▶ WORK ITEM
Reproduce the data shown below exactly.

>>

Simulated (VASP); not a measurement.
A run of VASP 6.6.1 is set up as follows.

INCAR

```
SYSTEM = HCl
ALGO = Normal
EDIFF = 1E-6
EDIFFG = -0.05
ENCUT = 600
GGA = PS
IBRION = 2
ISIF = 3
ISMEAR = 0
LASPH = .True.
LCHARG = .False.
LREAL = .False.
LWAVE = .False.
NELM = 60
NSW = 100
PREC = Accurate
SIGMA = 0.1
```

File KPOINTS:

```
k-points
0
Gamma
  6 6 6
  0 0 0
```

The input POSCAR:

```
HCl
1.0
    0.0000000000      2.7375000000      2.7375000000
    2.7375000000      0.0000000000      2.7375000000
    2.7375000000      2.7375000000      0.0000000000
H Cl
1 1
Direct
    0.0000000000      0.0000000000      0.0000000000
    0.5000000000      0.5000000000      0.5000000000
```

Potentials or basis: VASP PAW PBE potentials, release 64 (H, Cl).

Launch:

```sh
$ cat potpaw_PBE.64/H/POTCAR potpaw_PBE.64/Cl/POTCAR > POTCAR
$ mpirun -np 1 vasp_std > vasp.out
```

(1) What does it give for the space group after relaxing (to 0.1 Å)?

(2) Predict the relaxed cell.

<<

▶ RESPONSE BOX
Simulated (VASP); not a measurement.
A run of VASP 6.6.1 is set up as follows.

INCAR

```
SYSTEM = HCl
ALGO = Normal
EDIFF = 1E-6
EDIFFG = -0.05
ENCUT = 600
GGA = PS
IBRION = 2
ISIF = 3
ISMEAR = 0
LASPH = .True.
LCHARG = .False.
LREAL = .False.
LWAVE = .False.
NELM = 60
NSW = 100
PREC = Accurate
SIGMA = 0.1
```

File KPOINTS:

```
k-points
0
Gamma
  6 6 6
  0 0 0
```

The input POSCAR:

```
HCl
1.0
    0.0000000000      2.7375000000      2.7375000000
    2.7375000000      0.0000000000      2.7375000000
    2.7375000000      2.7375000000      0.0000000000
H Cl
1 1
Direct
    0.0000000000      0.0000000000      0.0000000000
    0.5000000000      0.5000000000      0.5000000000
```

Potentials or basis: VASP PAW PBE potentials, release 64 (H, Cl).

Launch:

```sh
$ cat potpaw_PBE.64/H/POTCAR potpaw_PBE.64/Cl/POTCAR > POTCAR
$ mpirun -np 1 vasp_std > vasp.out
```

(1) What does it give for the space group after relaxing (to 0.1 Å)?

(2) Predict the relaxed cell.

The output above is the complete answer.